#### RECORDED DATA
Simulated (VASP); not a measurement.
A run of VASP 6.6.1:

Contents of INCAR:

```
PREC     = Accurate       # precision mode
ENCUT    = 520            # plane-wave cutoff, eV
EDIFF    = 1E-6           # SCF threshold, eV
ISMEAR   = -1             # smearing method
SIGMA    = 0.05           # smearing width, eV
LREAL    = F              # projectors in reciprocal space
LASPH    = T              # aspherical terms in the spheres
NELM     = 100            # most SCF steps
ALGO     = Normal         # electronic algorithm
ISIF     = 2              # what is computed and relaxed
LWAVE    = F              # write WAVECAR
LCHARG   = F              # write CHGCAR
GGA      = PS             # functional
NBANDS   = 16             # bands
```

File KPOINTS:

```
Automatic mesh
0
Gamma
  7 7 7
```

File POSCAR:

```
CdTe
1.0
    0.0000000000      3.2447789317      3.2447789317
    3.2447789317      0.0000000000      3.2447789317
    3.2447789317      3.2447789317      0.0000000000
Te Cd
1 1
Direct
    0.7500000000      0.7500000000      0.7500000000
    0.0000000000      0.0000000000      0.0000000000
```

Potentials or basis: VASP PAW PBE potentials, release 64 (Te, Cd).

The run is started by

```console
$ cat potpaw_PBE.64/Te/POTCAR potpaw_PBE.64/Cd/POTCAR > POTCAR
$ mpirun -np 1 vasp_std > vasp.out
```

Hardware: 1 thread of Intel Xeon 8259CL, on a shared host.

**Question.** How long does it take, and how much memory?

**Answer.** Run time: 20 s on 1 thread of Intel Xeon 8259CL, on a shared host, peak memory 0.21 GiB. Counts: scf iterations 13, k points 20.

#### WORK TASK
Everything above from the line containing "The run is started by" through the line containing "how much memory?" must be copied exactly. Nothing outside that range belongs in the answer.

#### EXERCISE SOLUTION
The run is started by

```console
$ cat potpaw_PBE.64/Te/POTCAR potpaw_PBE.64/Cd/POTCAR > POTCAR
$ mpirun -np 1 vasp_std > vasp.out
```

Hardware: 1 thread of Intel Xeon 8259CL, on a shared host.

**Question.** How long does it take, and how much memory?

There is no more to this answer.